**Required action:** Up to and including the line with "### 1. Bonding charge", please set down the entries below exactly, starting from the first line.

━━━━━ Source material ━━━━━

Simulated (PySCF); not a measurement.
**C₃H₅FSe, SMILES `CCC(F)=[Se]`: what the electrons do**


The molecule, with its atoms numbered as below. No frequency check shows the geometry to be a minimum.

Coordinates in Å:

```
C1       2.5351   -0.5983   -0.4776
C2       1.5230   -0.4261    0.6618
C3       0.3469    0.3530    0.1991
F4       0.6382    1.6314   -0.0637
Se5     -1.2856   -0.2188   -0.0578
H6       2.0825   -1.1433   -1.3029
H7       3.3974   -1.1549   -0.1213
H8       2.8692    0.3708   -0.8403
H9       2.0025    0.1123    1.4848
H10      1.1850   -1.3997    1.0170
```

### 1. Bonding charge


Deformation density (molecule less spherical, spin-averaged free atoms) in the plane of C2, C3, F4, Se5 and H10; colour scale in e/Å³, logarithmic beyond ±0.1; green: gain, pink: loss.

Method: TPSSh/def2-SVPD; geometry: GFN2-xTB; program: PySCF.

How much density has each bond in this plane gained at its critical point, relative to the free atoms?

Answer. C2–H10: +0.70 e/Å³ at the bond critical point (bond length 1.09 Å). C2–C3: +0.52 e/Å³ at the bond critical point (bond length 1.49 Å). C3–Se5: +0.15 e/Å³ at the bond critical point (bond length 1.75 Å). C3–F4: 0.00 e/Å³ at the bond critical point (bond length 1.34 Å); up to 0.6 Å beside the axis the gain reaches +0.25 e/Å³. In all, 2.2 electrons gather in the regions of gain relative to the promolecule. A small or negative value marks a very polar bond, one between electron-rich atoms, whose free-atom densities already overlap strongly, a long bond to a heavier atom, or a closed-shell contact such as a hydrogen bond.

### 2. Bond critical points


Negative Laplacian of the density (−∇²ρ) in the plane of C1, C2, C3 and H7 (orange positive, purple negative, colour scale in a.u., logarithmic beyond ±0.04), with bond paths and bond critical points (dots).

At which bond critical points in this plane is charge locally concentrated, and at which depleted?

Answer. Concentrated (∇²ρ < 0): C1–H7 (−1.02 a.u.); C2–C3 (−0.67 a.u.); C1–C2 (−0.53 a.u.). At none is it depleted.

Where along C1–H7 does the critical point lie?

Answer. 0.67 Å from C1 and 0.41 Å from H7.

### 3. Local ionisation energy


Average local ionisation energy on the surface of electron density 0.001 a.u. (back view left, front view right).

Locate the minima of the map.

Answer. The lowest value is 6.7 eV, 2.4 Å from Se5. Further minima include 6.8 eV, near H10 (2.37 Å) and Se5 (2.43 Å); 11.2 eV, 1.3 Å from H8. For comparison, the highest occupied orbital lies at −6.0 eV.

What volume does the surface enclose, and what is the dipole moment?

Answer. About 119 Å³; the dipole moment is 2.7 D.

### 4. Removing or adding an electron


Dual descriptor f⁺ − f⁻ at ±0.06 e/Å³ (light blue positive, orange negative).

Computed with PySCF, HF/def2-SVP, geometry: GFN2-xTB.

━━━━━

**Task output:**
Simulated (PySCF); not a measurement.
**C₃H₅FSe, SMILES `CCC(F)=[Se]`: what the electrons do**


The molecule, with its atoms numbered as below. No frequency check shows the geometry to be a minimum.

Coordinates in Å:

```
C1       2.5351   -0.5983   -0.4776
C2       1.5230   -0.4261    0.6618
C3       0.3469    0.3530    0.1991
F4       0.6382    1.6314   -0.0637
Se5     -1.2856   -0.2188   -0.0578
H6       2.0825   -1.1433   -1.3029
H7       3.3974   -1.1549   -0.1213
H8       2.8692    0.3708   -0.8403
H9       2.0025    0.1123    1.4848
H10      1.1850   -1.3997    1.0170
```

### 1. Bonding charge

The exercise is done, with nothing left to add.